* _Task item_
Beneath this line is the data. Output exactly the lines from the line with "Most raw output is cut from this account." to the line with "The last three", both ends included, and nothing more.

BEGIN
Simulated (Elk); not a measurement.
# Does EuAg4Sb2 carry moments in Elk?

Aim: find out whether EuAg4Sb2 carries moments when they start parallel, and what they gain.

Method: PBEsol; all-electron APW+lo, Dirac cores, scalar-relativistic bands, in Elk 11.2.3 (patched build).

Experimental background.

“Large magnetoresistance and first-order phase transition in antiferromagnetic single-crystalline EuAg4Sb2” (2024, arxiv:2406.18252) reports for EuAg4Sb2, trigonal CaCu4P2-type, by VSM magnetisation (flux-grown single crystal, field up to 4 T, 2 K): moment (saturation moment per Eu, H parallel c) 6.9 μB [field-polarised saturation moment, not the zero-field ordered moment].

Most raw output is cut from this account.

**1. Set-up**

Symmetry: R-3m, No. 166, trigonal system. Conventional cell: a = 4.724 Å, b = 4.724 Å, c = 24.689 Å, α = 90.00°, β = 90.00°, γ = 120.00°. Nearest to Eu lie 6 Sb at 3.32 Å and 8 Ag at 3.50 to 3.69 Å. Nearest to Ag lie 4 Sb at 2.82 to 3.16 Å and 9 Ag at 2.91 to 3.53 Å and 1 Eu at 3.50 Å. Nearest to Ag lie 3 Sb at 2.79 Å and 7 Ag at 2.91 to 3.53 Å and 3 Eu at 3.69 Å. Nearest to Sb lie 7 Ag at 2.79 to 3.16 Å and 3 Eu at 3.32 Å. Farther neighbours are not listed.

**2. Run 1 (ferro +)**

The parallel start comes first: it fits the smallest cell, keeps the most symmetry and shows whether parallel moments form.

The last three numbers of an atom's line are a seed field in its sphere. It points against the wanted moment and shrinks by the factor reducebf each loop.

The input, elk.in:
END

* _Your solution_
Most raw output is cut from this account.

**1. Set-up**

Symmetry: R-3m, No. 166, trigonal system. Conventional cell: a = 4.724 Å, b = 4.724 Å, c = 24.689 Å, α = 90.00°, β = 90.00°, γ = 120.00°. Nearest to Eu lie 6 Sb at 3.32 Å and 8 Ag at 3.50 to 3.69 Å. Nearest to Ag lie 4 Sb at 2.82 to 3.16 Å and 9 Ag at 2.91 to 3.53 Å and 1 Eu at 3.50 Å. Nearest to Ag lie 3 Sb at 2.79 Å and 7 Ag at 2.91 to 3.53 Å and 3 Eu at 3.69 Å. Nearest to Sb lie 7 Ag at 2.79 to 3.16 Å and 3 Eu at 3.32 Å. Farther neighbours are not listed.

**2. Run 1 (ferro +)**

The parallel start comes first: it fits the smallest cell, keeps the most symmetry and shows whether parallel moments form.

The last three numbers of an atom's line are a seed field in its sphere. It points against the wanted moment and shrinks by the factor reducebf each loop.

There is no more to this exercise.